Brief
Return, exactly as written, every line from the first line of the data below through the line that contains "The gap is indirect, 3.45".

** Opening Dataset content block **

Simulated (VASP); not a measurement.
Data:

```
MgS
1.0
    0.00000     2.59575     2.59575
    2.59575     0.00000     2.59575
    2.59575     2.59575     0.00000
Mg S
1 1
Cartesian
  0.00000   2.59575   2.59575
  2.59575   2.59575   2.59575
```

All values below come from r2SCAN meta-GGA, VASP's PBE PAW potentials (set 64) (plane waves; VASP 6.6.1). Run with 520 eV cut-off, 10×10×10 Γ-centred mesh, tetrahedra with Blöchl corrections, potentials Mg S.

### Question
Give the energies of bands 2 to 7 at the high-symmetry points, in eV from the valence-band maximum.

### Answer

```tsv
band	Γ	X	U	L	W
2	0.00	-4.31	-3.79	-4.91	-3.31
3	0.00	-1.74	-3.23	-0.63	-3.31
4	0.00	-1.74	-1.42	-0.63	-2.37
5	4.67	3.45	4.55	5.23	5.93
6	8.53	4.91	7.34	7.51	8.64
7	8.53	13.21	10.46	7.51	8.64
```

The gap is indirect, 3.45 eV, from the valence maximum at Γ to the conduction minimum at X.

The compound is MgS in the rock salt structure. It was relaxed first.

** Closing Dataset content block **

Task output
Simulated (VASP); not a measurement.
Data:

```
MgS
1.0
    0.00000     2.59575     2.59575
    2.59575     0.00000     2.59575
    2.59575     2.59575     0.00000
Mg S
1 1
Cartesian
  0.00000   2.59575   2.59575
  2.59575   2.59575   2.59575
```

All values below come from r2SCAN meta-GGA, VASP's PBE PAW potentials (set 64) (plane waves; VASP 6.6.1). Run with 520 eV cut-off, 10×10×10 Γ-centred mesh, tetrahedra with Blöchl corrections, potentials Mg S.

### Question
Give the energies of bands 2 to 7 at the high-symmetry points, in eV from the valence-band maximum.

### Answer

```tsv
band	Γ	X	U	L	W
2	0.00	-4.31	-3.79	-4.91	-3.31
3	0.00	-1.74	-3.23	-0.63	-3.31
4	0.00	-1.74	-1.42	-0.63	-2.37
5	4.67	3.45	4.55	5.23	5.93
6	8.53	4.91	7.34	7.51	8.64
7	8.53	13.21	10.46	7.51	8.64
```

The gap is indirect, 3.45 eV, from the valence maximum at Γ to the conduction minimum at X.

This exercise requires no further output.